- Opening Delimiter -

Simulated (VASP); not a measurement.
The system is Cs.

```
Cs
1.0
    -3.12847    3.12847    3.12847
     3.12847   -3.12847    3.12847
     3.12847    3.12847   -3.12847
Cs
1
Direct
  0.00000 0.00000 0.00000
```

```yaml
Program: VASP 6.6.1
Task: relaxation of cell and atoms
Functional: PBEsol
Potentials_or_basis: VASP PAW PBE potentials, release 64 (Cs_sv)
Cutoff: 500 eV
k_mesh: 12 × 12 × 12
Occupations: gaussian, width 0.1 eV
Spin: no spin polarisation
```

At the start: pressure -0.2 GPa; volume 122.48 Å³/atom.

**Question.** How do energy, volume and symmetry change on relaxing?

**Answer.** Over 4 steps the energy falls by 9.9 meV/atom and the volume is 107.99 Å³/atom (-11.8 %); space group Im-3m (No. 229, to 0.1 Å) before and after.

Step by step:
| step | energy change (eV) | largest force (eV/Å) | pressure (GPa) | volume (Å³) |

- Closing Delimiter -

Set out the records again, exactly as they appear above.

Simulated (VASP); not a measurement.
The system is Cs.

```
Cs
1.0
    -3.12847    3.12847    3.12847
     3.12847   -3.12847    3.12847
     3.12847    3.12847   -3.12847
Cs
1
Direct
  0.00000 0.00000 0.00000
```

```yaml
Program: VASP 6.6.1
Task: relaxation of cell and atoms
Functional: PBEsol
Potentials_or_basis: VASP PAW PBE potentials, release 64 (Cs_sv)
Cutoff: 500 eV
k_mesh: 12 × 12 × 12
Occupations: gaussian, width 0.1 eV
Spin: no spin polarisation
```

At the start: pressure -0.2 GPa; volume 122.48 Å³/atom.

**Question.** How do energy, volume and symmetry change on relaxing?

**Answer.** Over 4 steps the energy falls by 9.9 meV/atom and the volume is 107.99 Å³/atom (-11.8 %); space group Im-3m (No. 229, to 0.1 Å) before and after.

Step by step:
| step | energy change (eV) | largest force (eV/Å) | pressure (GPa) | volume (Å³) |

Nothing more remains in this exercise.